╔══
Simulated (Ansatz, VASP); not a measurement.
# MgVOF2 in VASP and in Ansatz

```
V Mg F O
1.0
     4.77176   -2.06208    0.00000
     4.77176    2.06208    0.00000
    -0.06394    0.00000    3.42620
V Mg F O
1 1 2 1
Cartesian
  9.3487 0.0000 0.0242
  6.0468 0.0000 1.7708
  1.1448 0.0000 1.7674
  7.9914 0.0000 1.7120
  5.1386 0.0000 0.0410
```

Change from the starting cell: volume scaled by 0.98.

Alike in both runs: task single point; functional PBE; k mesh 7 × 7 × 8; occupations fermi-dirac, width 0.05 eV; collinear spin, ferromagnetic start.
╚══

● **Assigned task**:
Would you restate the material word for word, leaving nothing out?

● **Task response**:
Simulated (Ansatz, VASP); not a measurement.
# MgVOF2 in VASP and in Ansatz

```
V Mg F O
1.0
     4.77176   -2.06208    0.00000
     4.77176    2.06208    0.00000
    -0.06394    0.00000    3.42620
V Mg F O
1 1 2 1
Cartesian
  9.3487 0.0000 0.0242
  6.0468 0.0000 1.7708
  1.1448 0.0000 1.7674
  7.9914 0.0000 1.7120
  5.1386 0.0000 0.0410
```

Change from the starting cell: volume scaled by 0.98.

Alike in both runs: task single point; functional PBE; k mesh 7 × 7 × 8; occupations fermi-dirac, width 0.05 eV; collinear spin, ferromagnetic start.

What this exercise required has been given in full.